================

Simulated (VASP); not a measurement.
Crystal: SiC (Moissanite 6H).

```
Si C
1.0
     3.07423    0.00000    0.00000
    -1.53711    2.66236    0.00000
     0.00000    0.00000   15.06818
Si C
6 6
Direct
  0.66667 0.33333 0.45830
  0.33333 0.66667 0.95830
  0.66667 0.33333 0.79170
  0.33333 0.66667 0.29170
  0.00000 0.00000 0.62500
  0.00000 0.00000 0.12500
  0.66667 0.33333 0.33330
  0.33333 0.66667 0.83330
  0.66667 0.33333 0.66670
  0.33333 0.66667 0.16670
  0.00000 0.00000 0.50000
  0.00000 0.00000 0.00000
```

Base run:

================

=== Work task ===
The records above should be printed in full, exactly as they appear.

=== Task answer ===
Simulated (VASP); not a measurement.
Crystal: SiC (Moissanite 6H).

```
Si C
1.0
     3.07423    0.00000    0.00000
    -1.53711    2.66236    0.00000
     0.00000    0.00000   15.06818
Si C
6 6
Direct
  0.66667 0.33333 0.45830
  0.33333 0.66667 0.95830
  0.66667 0.33333 0.79170
  0.33333 0.66667 0.29170
  0.00000 0.00000 0.62500
  0.00000 0.00000 0.12500
  0.66667 0.33333 0.33330
  0.33333 0.66667 0.83330
  0.66667 0.33333 0.66670
  0.33333 0.66667 0.16670
  0.00000 0.00000 0.50000
  0.00000 0.00000 0.00000
```

Base run:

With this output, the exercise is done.